Work task.
Exactly as written, transcribe each line of the listing.

Data section.
⟨

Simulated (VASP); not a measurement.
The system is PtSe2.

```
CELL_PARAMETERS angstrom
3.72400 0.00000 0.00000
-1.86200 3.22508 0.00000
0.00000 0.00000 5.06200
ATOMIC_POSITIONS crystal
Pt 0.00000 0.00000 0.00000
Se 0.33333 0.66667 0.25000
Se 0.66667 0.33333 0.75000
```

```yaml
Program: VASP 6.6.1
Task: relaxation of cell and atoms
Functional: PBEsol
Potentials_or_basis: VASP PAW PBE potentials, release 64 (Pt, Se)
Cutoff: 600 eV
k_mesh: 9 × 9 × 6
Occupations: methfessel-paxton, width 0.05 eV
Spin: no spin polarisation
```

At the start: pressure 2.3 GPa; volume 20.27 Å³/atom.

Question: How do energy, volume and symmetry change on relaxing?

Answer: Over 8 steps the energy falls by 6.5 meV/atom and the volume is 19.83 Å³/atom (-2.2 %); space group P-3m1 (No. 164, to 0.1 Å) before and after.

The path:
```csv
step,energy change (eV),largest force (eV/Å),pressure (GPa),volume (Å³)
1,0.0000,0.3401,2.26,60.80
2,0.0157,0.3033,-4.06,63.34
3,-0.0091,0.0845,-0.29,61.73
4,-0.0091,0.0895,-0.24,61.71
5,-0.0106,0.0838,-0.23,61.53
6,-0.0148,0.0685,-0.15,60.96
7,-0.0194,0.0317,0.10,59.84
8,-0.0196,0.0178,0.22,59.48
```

⟩

Written response.
Simulated (VASP); not a measurement.
The system is PtSe2.

```
CELL_PARAMETERS angstrom
3.72400 0.00000 0.00000
-1.86200 3.22508 0.00000
0.00000 0.00000 5.06200
ATOMIC_POSITIONS crystal
Pt 0.00000 0.00000 0.00000
Se 0.33333 0.66667 0.25000
Se 0.66667 0.33333 0.75000
```

```yaml
Program: VASP 6.6.1
Task: relaxation of cell and atoms
Functional: PBEsol
Potentials_or_basis: VASP PAW PBE potentials, release 64 (Pt, Se)
Cutoff: 600 eV
k_mesh: 9 × 9 × 6
Occupations: methfessel-paxton, width 0.05 eV
Spin: no spin polarisation
```

At the start: pressure 2.3 GPa; volume 20.27 Å³/atom.

Question: How do energy, volume and symmetry change on relaxing?

Answer: Over 8 steps the energy falls by 6.5 meV/atom and the volume is 19.83 Å³/atom (-2.2 %); space group P-3m1 (No. 164, to 0.1 Å) before and after.

The path:
```csv
step,energy change (eV),largest force (eV/Å),pressure (GPa),volume (Å³)
1,0.0000,0.3401,2.26,60.80
2,0.0157,0.3033,-4.06,63.34
3,-0.0091,0.0845,-0.29,61.73
4,-0.0091,0.0895,-0.24,61.71
5,-0.0106,0.0838,-0.23,61.53
6,-0.0148,0.0685,-0.15,60.96
7,-0.0194,0.0317,0.10,59.84
8,-0.0196,0.0178,0.22,59.48
```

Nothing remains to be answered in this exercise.